ACTION ITEM — Would you write out, word for word, each line of the records below from the top through the one holding "Solution. Self-consistency was"?

DATASET —
════════

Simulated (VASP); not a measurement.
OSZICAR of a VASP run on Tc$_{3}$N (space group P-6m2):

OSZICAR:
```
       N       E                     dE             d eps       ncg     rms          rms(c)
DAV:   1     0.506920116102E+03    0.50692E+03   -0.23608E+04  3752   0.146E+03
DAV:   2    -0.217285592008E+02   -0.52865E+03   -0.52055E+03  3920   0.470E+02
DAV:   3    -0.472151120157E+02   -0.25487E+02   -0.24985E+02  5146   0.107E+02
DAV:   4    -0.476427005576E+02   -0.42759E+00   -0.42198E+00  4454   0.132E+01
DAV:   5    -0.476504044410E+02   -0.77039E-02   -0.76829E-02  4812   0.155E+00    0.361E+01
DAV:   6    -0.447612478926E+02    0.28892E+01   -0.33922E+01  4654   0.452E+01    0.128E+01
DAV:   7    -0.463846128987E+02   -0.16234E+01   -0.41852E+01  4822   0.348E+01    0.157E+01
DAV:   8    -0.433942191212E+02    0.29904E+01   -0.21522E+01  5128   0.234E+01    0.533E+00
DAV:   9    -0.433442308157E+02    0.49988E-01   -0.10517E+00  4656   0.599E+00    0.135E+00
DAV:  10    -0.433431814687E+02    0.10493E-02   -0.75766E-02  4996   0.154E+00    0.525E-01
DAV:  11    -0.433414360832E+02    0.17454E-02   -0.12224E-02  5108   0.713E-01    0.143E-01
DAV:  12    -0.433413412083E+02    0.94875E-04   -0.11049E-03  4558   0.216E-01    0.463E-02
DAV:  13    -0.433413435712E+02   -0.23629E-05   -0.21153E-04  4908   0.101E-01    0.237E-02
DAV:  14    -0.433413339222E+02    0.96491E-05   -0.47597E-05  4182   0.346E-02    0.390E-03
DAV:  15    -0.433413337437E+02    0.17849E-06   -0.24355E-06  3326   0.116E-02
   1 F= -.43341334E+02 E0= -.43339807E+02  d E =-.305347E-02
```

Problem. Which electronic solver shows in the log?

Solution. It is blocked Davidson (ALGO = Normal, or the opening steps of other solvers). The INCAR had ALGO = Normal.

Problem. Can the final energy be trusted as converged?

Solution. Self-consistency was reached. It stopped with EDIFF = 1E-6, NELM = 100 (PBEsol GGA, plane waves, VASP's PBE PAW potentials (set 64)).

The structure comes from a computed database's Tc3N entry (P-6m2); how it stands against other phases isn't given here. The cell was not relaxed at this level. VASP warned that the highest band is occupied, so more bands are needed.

════════

YOUR SOLUTION —
Simulated (VASP); not a measurement.
OSZICAR of a VASP run on Tc$_{3}$N (space group P-6m2):

OSZICAR:
```
       N       E                     dE             d eps       ncg     rms          rms(c)
DAV:   1     0.506920116102E+03    0.50692E+03   -0.23608E+04  3752   0.146E+03
DAV:   2    -0.217285592008E+02   -0.52865E+03   -0.52055E+03  3920   0.470E+02
DAV:   3    -0.472151120157E+02   -0.25487E+02   -0.24985E+02  5146   0.107E+02
DAV:   4    -0.476427005576E+02   -0.42759E+00   -0.42198E+00  4454   0.132E+01
DAV:   5    -0.476504044410E+02   -0.77039E-02   -0.76829E-02  4812   0.155E+00    0.361E+01
DAV:   6    -0.447612478926E+02    0.28892E+01   -0.33922E+01  4654   0.452E+01    0.128E+01
DAV:   7    -0.463846128987E+02   -0.16234E+01   -0.41852E+01  4822   0.348E+01    0.157E+01
DAV:   8    -0.433942191212E+02    0.29904E+01   -0.21522E+01  5128   0.234E+01    0.533E+00
DAV:   9    -0.433442308157E+02    0.49988E-01   -0.10517E+00  4656   0.599E+00    0.135E+00
DAV:  10    -0.433431814687E+02    0.10493E-02   -0.75766E-02  4996   0.154E+00    0.525E-01
DAV:  11    -0.433414360832E+02    0.17454E-02   -0.12224E-02  5108   0.713E-01    0.143E-01
DAV:  12    -0.433413412083E+02    0.94875E-04   -0.11049E-03  4558   0.216E-01    0.463E-02
DAV:  13    -0.433413435712E+02   -0.23629E-05   -0.21153E-04  4908   0.101E-01    0.237E-02
DAV:  14    -0.433413339222E+02    0.96491E-05   -0.47597E-05  4182   0.346E-02    0.390E-03
DAV:  15    -0.433413337437E+02    0.17849E-06   -0.24355E-06  3326   0.116E-02
   1 F= -.43341334E+02 E0= -.43339807E+02  d E =-.305347E-02
```

Problem. Which electronic solver shows in the log?

Solution. It is blocked Davidson (ALGO = Normal, or the opening steps of other solvers). The INCAR had ALGO = Normal.

Problem. Can the final energy be trusted as converged?

Solution. Self-consistency was reached. It stopped with EDIFF = 1E-6, NELM = 100 (PBEsol GGA, plane waves, VASP's PBE PAW potentials (set 64)).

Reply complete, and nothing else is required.